## ASSIGNMENT
Give back exactly the lines that run from the beginning of the entries to the line containing "[Logs are printed", both included, and nothing else.

☆ ☆ ☆ ☆ ☆ ☆ ☆

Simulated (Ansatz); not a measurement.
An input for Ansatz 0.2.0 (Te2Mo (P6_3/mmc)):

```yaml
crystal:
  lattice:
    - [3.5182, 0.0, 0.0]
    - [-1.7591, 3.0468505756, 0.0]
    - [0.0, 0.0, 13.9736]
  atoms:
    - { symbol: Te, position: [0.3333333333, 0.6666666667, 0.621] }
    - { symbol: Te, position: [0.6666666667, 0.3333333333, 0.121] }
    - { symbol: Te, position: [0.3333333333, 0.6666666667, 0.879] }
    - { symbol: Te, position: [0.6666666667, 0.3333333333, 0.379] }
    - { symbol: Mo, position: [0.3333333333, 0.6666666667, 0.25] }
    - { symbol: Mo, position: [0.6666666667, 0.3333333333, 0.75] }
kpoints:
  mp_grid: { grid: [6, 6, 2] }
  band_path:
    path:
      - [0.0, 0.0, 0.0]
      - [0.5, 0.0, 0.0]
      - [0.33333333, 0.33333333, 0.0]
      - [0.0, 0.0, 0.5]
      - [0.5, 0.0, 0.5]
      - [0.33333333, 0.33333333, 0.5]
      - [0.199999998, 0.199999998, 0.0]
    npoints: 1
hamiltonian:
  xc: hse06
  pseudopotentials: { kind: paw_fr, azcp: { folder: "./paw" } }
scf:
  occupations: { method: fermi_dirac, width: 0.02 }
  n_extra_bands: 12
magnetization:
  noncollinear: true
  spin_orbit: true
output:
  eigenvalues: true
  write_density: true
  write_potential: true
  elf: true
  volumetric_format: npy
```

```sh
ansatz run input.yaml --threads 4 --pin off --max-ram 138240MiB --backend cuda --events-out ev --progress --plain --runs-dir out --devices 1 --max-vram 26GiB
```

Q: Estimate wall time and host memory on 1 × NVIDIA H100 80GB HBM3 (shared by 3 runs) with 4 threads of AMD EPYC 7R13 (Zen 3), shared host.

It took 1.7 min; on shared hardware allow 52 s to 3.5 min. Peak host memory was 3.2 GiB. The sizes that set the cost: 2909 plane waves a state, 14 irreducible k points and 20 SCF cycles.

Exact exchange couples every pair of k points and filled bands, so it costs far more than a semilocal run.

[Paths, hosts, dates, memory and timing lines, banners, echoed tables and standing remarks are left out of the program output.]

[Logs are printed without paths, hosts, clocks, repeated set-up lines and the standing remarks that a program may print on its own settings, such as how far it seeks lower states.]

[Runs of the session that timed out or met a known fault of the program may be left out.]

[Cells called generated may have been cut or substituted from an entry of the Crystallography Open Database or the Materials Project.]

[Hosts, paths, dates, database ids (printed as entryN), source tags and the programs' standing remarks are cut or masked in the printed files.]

☆ ☆ ☆ ☆ ☆ ☆ ☆

## RESPONSE AREA
Simulated (Ansatz); not a measurement.
An input for Ansatz 0.2.0 (Te2Mo (P6_3/mmc)):

```yaml
crystal:
  lattice:
    - [3.5182, 0.0, 0.0]
    - [-1.7591, 3.0468505756, 0.0]
    - [0.0, 0.0, 13.9736]
  atoms:
    - { symbol: Te, position: [0.3333333333, 0.6666666667, 0.621] }
    - { symbol: Te, position: [0.6666666667, 0.3333333333, 0.121] }
    - { symbol: Te, position: [0.3333333333, 0.6666666667, 0.879] }
    - { symbol: Te, position: [0.6666666667, 0.3333333333, 0.379] }
    - { symbol: Mo, position: [0.3333333333, 0.6666666667, 0.25] }
    - { symbol: Mo, position: [0.6666666667, 0.3333333333, 0.75] }
kpoints:
  mp_grid: { grid: [6, 6, 2] }
  band_path:
    path:
      - [0.0, 0.0, 0.0]
      - [0.5, 0.0, 0.0]
      - [0.33333333, 0.33333333, 0.0]
      - [0.0, 0.0, 0.5]
      - [0.5, 0.0, 0.5]
      - [0.33333333, 0.33333333, 0.5]
      - [0.199999998, 0.199999998, 0.0]
    npoints: 1
hamiltonian:
  xc: hse06
  pseudopotentials: { kind: paw_fr, azcp: { folder: "./paw" } }
scf:
  occupations: { method: fermi_dirac, width: 0.02 }
  n_extra_bands: 12
magnetization:
  noncollinear: true
  spin_orbit: true
output:
  eigenvalues: true
  write_density: true
  write_potential: true
  elf: true
  volumetric_format: npy
```

```sh
ansatz run input.yaml --threads 4 --pin off --max-ram 138240MiB --backend cuda --events-out ev --progress --plain --runs-dir out --devices 1 --max-vram 26GiB
```

Q: Estimate wall time and host memory on 1 × NVIDIA H100 80GB HBM3 (shared by 3 runs) with 4 threads of AMD EPYC 7R13 (Zen 3), shared host.

It took 1.7 min; on shared hardware allow 52 s to 3.5 min. Peak host memory was 3.2 GiB. The sizes that set the cost: 2909 plane waves a state, 14 irreducible k points and 20 SCF cycles.

Exact exchange couples every pair of k points and filled bands, so it costs far more than a semilocal run.

[Paths, hosts, dates, memory and timing lines, banners, echoed tables and standing remarks are left out of the program output.]

[Logs are printed without paths, hosts, clocks, repeated set-up lines and the standing remarks that a program may print on its own settings, such as how far it seeks lower states.]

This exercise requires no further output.